DATA RECORDS:
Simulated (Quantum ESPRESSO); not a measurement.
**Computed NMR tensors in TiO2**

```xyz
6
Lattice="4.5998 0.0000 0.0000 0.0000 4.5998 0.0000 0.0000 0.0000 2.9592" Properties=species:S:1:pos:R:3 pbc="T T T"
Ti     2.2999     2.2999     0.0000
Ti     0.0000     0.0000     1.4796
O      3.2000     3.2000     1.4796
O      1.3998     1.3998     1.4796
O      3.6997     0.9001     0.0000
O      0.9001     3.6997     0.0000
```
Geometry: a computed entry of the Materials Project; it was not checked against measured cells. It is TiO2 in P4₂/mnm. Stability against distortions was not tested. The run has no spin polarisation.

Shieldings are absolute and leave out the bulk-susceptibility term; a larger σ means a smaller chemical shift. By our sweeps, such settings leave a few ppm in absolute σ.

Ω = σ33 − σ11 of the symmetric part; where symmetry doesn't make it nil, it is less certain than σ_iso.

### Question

EXERCISE:
Given the records above, restate word for word only the lines starting at the one with "Shieldings are absolute" and ending at the one with "Ω = σ33 − σ11".

WRITTEN RESPONSE:
Shieldings are absolute and leave out the bulk-susceptibility term; a larger σ means a smaller chemical shift. By our sweeps, such settings leave a few ppm in absolute σ.

Ω = σ33 − σ11 of the symmetric part; where symmetry doesn't make it nil, it is less certain than σ_iso.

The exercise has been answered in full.